== LISTED RECORDS
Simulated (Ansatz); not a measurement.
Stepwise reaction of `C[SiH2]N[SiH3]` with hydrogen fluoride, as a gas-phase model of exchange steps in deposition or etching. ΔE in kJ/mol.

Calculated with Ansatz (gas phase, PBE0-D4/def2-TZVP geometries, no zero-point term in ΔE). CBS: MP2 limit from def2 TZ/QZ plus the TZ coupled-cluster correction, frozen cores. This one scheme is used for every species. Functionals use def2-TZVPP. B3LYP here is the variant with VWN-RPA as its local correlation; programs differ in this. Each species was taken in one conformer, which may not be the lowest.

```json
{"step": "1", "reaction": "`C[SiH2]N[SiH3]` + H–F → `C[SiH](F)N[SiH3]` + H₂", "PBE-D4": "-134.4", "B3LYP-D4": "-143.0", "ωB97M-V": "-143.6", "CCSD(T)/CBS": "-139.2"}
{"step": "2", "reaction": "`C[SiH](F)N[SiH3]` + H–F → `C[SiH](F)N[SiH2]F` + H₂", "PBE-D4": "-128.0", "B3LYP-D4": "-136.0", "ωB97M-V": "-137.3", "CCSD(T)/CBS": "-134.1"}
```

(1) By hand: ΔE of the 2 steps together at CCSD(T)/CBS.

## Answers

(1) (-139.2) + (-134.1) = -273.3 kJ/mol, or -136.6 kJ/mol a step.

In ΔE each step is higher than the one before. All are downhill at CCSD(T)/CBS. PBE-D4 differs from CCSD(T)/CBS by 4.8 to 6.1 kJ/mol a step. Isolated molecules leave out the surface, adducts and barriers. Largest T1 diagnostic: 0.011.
====

### WORK ORDER
Your job is to print exactly the lines that run from the top of the entries through the line with "Stepwise reaction of", and no others.

### EXERCISE RESULT
Simulated (Ansatz); not a measurement.
Stepwise reaction of `C[SiH2]N[SiH3]` with hydrogen fluoride, as a gas-phase model of exchange steps in deposition or etching. ΔE in kJ/mol.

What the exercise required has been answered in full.